Work request: Give back all of the data exactly. Leave nothing out.

---------- Stored data ----------
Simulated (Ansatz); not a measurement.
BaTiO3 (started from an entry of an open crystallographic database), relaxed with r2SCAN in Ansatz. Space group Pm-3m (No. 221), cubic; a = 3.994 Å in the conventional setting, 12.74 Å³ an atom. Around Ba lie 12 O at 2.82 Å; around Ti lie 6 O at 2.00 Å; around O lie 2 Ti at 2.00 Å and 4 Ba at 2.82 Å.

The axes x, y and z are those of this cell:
----------

Task output:
Simulated (Ansatz); not a measurement.
BaTiO3 (started from an entry of an open crystallographic database), relaxed with r2SCAN in Ansatz. Space group Pm-3m (No. 221), cubic; a = 3.994 Å in the conventional setting, 12.74 Å³ an atom. Around Ba lie 12 O at 2.82 Å; around Ti lie 6 O at 2.00 Å; around O lie 2 Ti at 2.00 Å and 4 Ba at 2.82 Å.

The axes x, y and z are those of this cell:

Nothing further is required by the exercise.